REQUIREMENT: The material must be repeated exactly, with every line intact.

=== Section Start ===
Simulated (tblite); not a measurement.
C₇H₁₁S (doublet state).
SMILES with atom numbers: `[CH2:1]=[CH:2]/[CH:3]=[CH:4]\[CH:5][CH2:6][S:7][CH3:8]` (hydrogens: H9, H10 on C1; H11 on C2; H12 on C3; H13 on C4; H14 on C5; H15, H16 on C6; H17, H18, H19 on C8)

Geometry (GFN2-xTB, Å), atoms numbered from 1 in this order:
=== Section End ===

EXERCISE RESULT:
Simulated (tblite); not a measurement.
C₇H₁₁S (doublet state).
SMILES with atom numbers: `[CH2:1]=[CH:2]/[CH:3]=[CH:4]\[CH:5][CH2:6][S:7][CH3:8]` (hydrogens: H9, H10 on C1; H11 on C2; H12 on C3; H13 on C4; H14 on C5; H15, H16 on C6; H17, H18, H19 on C8)

Geometry (GFN2-xTB, Å), atoms numbered from 1 in this order:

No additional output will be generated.